——————————

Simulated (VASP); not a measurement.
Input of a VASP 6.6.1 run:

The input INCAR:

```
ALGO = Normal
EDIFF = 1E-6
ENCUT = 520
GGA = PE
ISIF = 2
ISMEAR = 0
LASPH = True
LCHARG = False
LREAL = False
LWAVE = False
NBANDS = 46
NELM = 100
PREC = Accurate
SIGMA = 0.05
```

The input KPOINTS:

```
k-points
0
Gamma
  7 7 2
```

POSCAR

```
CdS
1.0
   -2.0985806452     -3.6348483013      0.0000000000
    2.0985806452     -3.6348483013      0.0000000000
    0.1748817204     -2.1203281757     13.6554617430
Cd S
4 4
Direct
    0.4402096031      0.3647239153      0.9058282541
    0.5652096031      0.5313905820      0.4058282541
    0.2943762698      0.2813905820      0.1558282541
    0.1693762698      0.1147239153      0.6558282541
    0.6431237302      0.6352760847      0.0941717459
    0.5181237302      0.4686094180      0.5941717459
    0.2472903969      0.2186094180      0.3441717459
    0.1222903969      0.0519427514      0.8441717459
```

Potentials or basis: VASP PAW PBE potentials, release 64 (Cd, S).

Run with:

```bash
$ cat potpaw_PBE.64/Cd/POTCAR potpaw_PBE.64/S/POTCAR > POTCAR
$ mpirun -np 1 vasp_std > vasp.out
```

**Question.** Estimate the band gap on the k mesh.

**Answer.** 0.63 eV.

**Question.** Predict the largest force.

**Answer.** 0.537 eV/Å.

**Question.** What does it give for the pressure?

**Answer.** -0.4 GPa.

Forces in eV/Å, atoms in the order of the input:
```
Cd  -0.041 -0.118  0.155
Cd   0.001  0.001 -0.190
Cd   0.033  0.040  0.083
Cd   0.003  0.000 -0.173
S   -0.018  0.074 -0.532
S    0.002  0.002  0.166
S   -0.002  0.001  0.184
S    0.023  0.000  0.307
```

——————————

* Assignment:
Return nothing but the lines from the start of the listing above through the line containing "the largest force.", exactly as given.

* Task answer:
Simulated (VASP); not a measurement.
Input of a VASP 6.6.1 run:

The input INCAR:

```
ALGO = Normal
EDIFF = 1E-6
ENCUT = 520
GGA = PE
ISIF = 2
ISMEAR = 0
LASPH = True
LCHARG = False
LREAL = False
LWAVE = False
NBANDS = 46
NELM = 100
PREC = Accurate
SIGMA = 0.05
```

The input KPOINTS:

```
k-points
0
Gamma
  7 7 2
```

POSCAR

```
CdS
1.0
   -2.0985806452     -3.6348483013      0.0000000000
    2.0985806452     -3.6348483013      0.0000000000
    0.1748817204     -2.1203281757     13.6554617430
Cd S
4 4
Direct
    0.4402096031      0.3647239153      0.9058282541
    0.5652096031      0.5313905820      0.4058282541
    0.2943762698      0.2813905820      0.1558282541
    0.1693762698      0.1147239153      0.6558282541
    0.6431237302      0.6352760847      0.0941717459
    0.5181237302      0.4686094180      0.5941717459
    0.2472903969      0.2186094180      0.3441717459
    0.1222903969      0.0519427514      0.8441717459
```

Potentials or basis: VASP PAW PBE potentials, release 64 (Cd, S).

Run with:

```bash
$ cat potpaw_PBE.64/Cd/POTCAR potpaw_PBE.64/S/POTCAR > POTCAR
$ mpirun -np 1 vasp_std > vasp.out
```

**Question.** Estimate the band gap on the k mesh.

**Answer.** 0.63 eV.

**Question.** Predict the largest force.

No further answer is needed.